*** Begin section ***
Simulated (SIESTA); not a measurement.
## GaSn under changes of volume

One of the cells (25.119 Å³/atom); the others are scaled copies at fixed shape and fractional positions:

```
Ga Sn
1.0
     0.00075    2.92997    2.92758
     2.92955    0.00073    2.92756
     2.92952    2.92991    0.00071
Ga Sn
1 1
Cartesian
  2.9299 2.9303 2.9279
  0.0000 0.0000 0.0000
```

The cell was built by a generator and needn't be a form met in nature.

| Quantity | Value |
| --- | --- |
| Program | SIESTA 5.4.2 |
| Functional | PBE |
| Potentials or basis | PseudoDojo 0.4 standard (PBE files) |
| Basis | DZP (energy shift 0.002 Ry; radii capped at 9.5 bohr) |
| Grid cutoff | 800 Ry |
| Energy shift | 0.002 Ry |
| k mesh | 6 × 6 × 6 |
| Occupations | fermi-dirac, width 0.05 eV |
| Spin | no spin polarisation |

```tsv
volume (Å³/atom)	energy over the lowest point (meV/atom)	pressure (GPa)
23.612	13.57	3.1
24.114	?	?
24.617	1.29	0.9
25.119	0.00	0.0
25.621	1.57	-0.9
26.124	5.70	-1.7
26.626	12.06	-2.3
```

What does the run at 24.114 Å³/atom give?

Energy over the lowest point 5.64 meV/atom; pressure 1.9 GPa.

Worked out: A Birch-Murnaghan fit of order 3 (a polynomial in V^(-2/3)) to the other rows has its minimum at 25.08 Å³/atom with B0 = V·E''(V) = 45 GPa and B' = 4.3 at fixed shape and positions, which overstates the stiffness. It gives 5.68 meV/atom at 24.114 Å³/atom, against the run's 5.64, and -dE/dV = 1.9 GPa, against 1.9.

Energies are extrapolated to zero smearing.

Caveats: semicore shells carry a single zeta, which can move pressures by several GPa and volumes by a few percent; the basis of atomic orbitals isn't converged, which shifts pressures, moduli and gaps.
*** End section ***

### Activity:
Repeat, exactly as they stand above, the lines from the line with "Energy over the lowest point 5.64" to the line with "Energies are extrapolated to zero smearing.", both lines included.

### Task response:
Energy over the lowest point 5.64 meV/atom; pressure 1.9 GPa.

Worked out: A Birch-Murnaghan fit of order 3 (a polynomial in V^(-2/3)) to the other rows has its minimum at 25.08 Å³/atom with B0 = V·E''(V) = 45 GPa and B' = 4.3 at fixed shape and positions, which overstates the stiffness. It gives 5.68 meV/atom at 24.114 Å³/atom, against the run's 5.64, and -dE/dV = 1.9 GPa, against 1.9.

Energies are extrapolated to zero smearing.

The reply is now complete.